■ **BRIEF**
The required output is every line from the beginning of the entries below through the line that includes "Hardware: 4 threads", copied exactly.

■ **STORED DATA**
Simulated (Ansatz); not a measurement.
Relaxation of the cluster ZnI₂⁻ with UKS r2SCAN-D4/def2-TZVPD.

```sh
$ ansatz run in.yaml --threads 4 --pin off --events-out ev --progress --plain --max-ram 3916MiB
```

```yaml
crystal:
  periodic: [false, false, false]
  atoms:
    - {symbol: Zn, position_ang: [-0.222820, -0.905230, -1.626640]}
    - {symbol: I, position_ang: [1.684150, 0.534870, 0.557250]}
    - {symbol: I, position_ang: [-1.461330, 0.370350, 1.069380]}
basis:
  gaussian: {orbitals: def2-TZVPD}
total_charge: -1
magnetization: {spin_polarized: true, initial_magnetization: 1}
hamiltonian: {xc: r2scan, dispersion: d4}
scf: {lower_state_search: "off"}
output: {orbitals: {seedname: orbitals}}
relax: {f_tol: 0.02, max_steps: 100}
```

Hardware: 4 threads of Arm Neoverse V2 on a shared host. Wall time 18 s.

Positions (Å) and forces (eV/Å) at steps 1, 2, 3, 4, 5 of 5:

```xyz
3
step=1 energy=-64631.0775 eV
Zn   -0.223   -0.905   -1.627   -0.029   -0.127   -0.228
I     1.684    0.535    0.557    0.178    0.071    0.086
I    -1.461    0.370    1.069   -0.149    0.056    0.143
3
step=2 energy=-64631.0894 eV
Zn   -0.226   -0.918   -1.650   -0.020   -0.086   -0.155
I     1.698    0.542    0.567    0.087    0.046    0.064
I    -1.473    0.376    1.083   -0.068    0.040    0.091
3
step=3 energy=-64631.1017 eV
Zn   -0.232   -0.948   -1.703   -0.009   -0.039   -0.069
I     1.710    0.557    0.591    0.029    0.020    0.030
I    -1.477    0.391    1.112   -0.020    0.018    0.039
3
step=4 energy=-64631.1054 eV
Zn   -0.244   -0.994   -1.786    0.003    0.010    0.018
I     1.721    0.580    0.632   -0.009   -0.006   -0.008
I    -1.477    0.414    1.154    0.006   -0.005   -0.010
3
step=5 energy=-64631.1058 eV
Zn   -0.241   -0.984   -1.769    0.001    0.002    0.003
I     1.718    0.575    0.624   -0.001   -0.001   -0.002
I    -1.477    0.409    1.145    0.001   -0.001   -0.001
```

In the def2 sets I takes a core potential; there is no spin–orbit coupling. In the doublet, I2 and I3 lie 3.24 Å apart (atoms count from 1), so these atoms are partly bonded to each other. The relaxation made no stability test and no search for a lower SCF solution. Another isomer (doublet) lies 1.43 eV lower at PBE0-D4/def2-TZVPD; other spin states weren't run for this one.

■ **ANSWER BOX**
Simulated (Ansatz); not a measurement.
Relaxation of the cluster ZnI₂⁻ with UKS r2SCAN-D4/def2-TZVPD.

```sh
$ ansatz run in.yaml --threads 4 --pin off --events-out ev --progress --plain --max-ram 3916MiB
```

```yaml
crystal:
  periodic: [false, false, false]
  atoms:
    - {symbol: Zn, position_ang: [-0.222820, -0.905230, -1.626640]}
    - {symbol: I, position_ang: [1.684150, 0.534870, 0.557250]}
    - {symbol: I, position_ang: [-1.461330, 0.370350, 1.069380]}
basis:
  gaussian: {orbitals: def2-TZVPD}
total_charge: -1
magnetization: {spin_polarized: true, initial_magnetization: 1}
hamiltonian: {xc: r2scan, dispersion: d4}
scf: {lower_state_search: "off"}
output: {orbitals: {seedname: orbitals}}
relax: {f_tol: 0.02, max_steps: 100}
```

Hardware: 4 threads of Arm Neoverse V2 on a shared host. Wall time 18 s.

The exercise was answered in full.